Data listing =>
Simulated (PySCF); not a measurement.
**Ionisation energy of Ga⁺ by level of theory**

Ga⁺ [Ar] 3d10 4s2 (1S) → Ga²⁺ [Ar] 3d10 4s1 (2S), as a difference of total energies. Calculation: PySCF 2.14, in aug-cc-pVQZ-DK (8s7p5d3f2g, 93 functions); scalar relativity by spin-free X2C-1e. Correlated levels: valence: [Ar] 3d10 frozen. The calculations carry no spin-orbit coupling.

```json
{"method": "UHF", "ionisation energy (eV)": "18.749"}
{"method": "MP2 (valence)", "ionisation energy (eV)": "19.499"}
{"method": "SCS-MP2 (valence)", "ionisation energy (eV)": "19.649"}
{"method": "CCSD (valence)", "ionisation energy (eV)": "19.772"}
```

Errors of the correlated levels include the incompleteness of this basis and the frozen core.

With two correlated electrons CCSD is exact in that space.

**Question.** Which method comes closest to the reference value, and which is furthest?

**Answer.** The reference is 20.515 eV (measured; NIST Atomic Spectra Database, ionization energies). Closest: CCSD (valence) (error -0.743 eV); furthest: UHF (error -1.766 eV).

Required action => Set down every entry once more, exactly as it was written above.

Answer space =>
Simulated (PySCF); not a measurement.
**Ionisation energy of Ga⁺ by level of theory**

Ga⁺ [Ar] 3d10 4s2 (1S) → Ga²⁺ [Ar] 3d10 4s1 (2S), as a difference of total energies. Calculation: PySCF 2.14, in aug-cc-pVQZ-DK (8s7p5d3f2g, 93 functions); scalar relativity by spin-free X2C-1e. Correlated levels: valence: [Ar] 3d10 frozen. The calculations carry no spin-orbit coupling.

```json
{"method": "UHF", "ionisation energy (eV)": "18.749"}
{"method": "MP2 (valence)", "ionisation energy (eV)": "19.499"}
{"method": "SCS-MP2 (valence)", "ionisation energy (eV)": "19.649"}
{"method": "CCSD (valence)", "ionisation energy (eV)": "19.772"}
```

Errors of the correlated levels include the incompleteness of this basis and the frozen core.

With two correlated electrons CCSD is exact in that space.

**Question.** Which method comes closest to the reference value, and which is furthest?

**Answer.** The reference is 20.515 eV (measured; NIST Atomic Spectra Database, ionization energies). Closest: CCSD (valence) (error -0.743 eV); furthest: UHF (error -1.766 eV).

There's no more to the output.